● Raw data:
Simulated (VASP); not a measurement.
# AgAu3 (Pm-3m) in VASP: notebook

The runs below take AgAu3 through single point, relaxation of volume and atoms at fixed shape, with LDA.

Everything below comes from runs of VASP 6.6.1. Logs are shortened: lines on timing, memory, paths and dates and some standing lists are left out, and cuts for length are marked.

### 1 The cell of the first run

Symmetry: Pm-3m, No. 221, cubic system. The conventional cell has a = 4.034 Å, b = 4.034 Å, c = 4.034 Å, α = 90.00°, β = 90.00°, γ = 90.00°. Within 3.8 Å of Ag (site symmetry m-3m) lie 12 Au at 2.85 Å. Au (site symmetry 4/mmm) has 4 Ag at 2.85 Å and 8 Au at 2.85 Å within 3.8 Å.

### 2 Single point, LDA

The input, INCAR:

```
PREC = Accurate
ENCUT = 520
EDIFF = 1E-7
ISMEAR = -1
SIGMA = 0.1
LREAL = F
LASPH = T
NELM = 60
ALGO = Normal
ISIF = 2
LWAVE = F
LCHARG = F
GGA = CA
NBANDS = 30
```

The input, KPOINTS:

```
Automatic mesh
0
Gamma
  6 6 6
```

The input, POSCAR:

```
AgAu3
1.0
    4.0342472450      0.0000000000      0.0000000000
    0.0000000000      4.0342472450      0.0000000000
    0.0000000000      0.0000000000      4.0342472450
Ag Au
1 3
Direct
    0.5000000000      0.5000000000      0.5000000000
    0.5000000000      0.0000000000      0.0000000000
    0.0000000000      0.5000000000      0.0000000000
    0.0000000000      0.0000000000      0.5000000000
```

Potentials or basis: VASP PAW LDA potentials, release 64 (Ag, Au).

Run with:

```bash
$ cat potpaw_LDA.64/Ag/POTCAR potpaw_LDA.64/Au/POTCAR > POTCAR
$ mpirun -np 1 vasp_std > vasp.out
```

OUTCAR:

● Work task:
What is wanted is every line from the first line of the entries through the line that contains "### 1 The cell of the first run", given again exactly.

● Your response:
Simulated (VASP); not a measurement.
# AgAu3 (Pm-3m) in VASP: notebook

The runs below take AgAu3 through single point, relaxation of volume and atoms at fixed shape, with LDA.

Everything below comes from runs of VASP 6.6.1. Logs are shortened: lines on timing, memory, paths and dates and some standing lists are left out, and cuts for length are marked.

### 1 The cell of the first run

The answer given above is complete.